*** Opening SUPPLIED INFORMATION ***

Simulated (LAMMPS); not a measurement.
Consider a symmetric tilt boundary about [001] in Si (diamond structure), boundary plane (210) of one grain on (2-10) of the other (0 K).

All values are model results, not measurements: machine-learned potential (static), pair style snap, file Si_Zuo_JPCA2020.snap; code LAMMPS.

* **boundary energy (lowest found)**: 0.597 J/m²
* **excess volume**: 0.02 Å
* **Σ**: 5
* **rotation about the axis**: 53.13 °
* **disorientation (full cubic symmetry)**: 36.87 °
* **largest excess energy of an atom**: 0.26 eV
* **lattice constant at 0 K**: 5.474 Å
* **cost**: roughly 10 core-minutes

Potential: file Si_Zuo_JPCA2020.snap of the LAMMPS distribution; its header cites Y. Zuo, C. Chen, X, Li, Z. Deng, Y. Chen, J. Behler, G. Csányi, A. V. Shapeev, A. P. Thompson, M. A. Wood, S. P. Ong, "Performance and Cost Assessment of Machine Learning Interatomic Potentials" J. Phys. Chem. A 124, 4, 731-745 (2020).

*** Closing SUPPLIED INFORMATION ***

WORK INSTRUCTION: "Consider a symmetric" marks the last line to print; print everything from the first line of the data through that line, unchanged, and nothing more.

TASK RESULT:
Simulated (LAMMPS); not a measurement.
Consider a symmetric tilt boundary about [001] in Si (diamond structure), boundary plane (210) of one grain on (2-10) of the other (0 K).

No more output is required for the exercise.